----- Information supplied -----

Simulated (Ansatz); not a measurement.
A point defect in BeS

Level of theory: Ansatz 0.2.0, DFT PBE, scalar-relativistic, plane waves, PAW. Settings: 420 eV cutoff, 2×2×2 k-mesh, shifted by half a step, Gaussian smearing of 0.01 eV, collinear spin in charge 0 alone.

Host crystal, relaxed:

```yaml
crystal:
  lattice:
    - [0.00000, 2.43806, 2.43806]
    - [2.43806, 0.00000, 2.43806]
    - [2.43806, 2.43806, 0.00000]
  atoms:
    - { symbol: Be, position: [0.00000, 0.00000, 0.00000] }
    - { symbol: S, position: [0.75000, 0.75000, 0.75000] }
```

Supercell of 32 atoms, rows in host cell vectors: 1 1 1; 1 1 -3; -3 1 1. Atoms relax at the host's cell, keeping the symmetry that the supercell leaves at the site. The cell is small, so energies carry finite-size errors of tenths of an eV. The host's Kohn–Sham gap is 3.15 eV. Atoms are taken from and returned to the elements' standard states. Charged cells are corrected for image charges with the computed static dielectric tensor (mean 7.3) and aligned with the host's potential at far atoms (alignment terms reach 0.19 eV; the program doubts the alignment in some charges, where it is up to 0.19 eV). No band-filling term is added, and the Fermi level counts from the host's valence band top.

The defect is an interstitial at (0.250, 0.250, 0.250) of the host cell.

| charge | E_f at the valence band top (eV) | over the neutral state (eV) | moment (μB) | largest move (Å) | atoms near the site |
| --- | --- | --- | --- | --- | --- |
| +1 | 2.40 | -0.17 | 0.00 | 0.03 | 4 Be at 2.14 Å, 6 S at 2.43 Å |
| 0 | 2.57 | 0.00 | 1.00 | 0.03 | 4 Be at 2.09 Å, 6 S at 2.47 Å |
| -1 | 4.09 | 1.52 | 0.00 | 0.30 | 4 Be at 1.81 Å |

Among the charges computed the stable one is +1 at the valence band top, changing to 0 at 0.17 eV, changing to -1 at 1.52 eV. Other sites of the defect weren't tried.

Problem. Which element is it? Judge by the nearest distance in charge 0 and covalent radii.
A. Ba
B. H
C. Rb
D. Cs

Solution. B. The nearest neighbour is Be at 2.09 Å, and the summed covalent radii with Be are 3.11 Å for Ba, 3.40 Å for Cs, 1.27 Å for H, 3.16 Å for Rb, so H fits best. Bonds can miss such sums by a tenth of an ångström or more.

-----

Work task: Starting from the first line of the records above, retype each line exactly up to and including the one that contains "The defect is", and nothing more.

Task response:
Simulated (Ansatz); not a measurement.
A point defect in BeS

Level of theory: Ansatz 0.2.0, DFT PBE, scalar-relativistic, plane waves, PAW. Settings: 420 eV cutoff, 2×2×2 k-mesh, shifted by half a step, Gaussian smearing of 0.01 eV, collinear spin in charge 0 alone.

Host crystal, relaxed:

```yaml
crystal:
  lattice:
    - [0.00000, 2.43806, 2.43806]
    - [2.43806, 0.00000, 2.43806]
    - [2.43806, 2.43806, 0.00000]
  atoms:
    - { symbol: Be, position: [0.00000, 0.00000, 0.00000] }
    - { symbol: S, position: [0.75000, 0.75000, 0.75000] }
```

Supercell of 32 atoms, rows in host cell vectors: 1 1 1; 1 1 -3; -3 1 1. Atoms relax at the host's cell, keeping the symmetry that the supercell leaves at the site. The cell is small, so energies carry finite-size errors of tenths of an eV. The host's Kohn–Sham gap is 3.15 eV. Atoms are taken from and returned to the elements' standard states. Charged cells are corrected for image charges with the computed static dielectric tensor (mean 7.3) and aligned with the host's potential at far atoms (alignment terms reach 0.19 eV; the program doubts the alignment in some charges, where it is up to 0.19 eV). No band-filling term is added, and the Fermi level counts from the host's valence band top.

The defect is an interstitial at (0.250, 0.250, 0.250) of the host cell.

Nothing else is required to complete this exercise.